REQUIREMENT
Print nothing but the lines below starting at the line that holds "components (eV/Å): 0.008." and ending at the line that holds "from the codes.", including both, each exactly as written.

DATA TO EXAMINE
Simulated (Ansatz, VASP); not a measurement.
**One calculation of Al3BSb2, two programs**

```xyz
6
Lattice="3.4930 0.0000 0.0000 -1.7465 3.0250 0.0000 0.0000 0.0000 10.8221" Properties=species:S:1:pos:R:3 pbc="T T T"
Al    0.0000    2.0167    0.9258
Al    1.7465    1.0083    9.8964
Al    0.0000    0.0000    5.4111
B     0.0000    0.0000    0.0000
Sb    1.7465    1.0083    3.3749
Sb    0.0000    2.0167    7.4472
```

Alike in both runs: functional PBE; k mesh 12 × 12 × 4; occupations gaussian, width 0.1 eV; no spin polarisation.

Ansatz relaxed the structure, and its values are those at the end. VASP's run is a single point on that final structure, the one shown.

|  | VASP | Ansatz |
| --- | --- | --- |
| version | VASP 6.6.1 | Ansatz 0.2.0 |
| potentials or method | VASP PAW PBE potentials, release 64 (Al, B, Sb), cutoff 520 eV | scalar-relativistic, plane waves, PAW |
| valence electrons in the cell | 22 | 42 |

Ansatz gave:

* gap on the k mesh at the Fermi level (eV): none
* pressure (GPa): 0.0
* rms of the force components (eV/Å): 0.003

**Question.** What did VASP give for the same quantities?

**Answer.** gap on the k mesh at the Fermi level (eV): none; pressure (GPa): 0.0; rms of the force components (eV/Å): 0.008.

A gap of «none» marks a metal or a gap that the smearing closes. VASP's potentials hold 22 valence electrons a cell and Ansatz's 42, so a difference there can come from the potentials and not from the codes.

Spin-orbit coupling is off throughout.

YOUR RESPONSE
**Answer.** gap on the k mesh at the Fermi level (eV): none; pressure (GPa): 0.0; rms of the force components (eV/Å): 0.008.

A gap of «none» marks a metal or a gap that the smearing closes. VASP's potentials hold 22 valence electrons a cell and Ansatz's 42, so a difference there can come from the potentials and not from the codes.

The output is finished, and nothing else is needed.